TASK ITEM:
Go through the entries below from the first line and transcribe each one exactly, ending with the line that contains "Give NICS(0), NICS(1)".

EXTRACTED RECORDS:
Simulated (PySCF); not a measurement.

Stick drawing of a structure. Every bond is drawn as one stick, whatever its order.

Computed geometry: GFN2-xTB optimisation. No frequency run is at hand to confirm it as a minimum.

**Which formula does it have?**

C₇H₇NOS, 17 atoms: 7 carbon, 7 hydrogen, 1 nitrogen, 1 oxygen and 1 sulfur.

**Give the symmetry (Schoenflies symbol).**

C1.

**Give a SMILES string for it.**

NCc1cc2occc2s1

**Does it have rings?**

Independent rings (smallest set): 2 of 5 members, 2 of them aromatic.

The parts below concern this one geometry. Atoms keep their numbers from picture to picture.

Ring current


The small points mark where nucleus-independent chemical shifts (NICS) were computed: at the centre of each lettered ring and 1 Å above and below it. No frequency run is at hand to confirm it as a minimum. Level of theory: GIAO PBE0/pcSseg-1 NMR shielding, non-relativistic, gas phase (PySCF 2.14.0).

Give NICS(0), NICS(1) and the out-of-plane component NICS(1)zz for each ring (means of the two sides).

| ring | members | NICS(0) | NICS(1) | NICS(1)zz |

EXERCISE RESPONSE:
Simulated (PySCF); not a measurement.

Stick drawing of a structure. Every bond is drawn as one stick, whatever its order.

Computed geometry: GFN2-xTB optimisation. No frequency run is at hand to confirm it as a minimum.

**Which formula does it have?**

C₇H₇NOS, 17 atoms: 7 carbon, 7 hydrogen, 1 nitrogen, 1 oxygen and 1 sulfur.

**Give the symmetry (Schoenflies symbol).**

C1.

**Give a SMILES string for it.**

NCc1cc2occc2s1

**Does it have rings?**

Independent rings (smallest set): 2 of 5 members, 2 of them aromatic.

The parts below concern this one geometry. Atoms keep their numbers from picture to picture.

Ring current


The small points mark where nucleus-independent chemical shifts (NICS) were computed: at the centre of each lettered ring and 1 Å above and below it. No frequency run is at hand to confirm it as a minimum. Level of theory: GIAO PBE0/pcSseg-1 NMR shielding, non-relativistic, gas phase (PySCF 2.14.0).

Give NICS(0), NICS(1) and the out-of-plane component NICS(1)zz for each ring (means of the two sides).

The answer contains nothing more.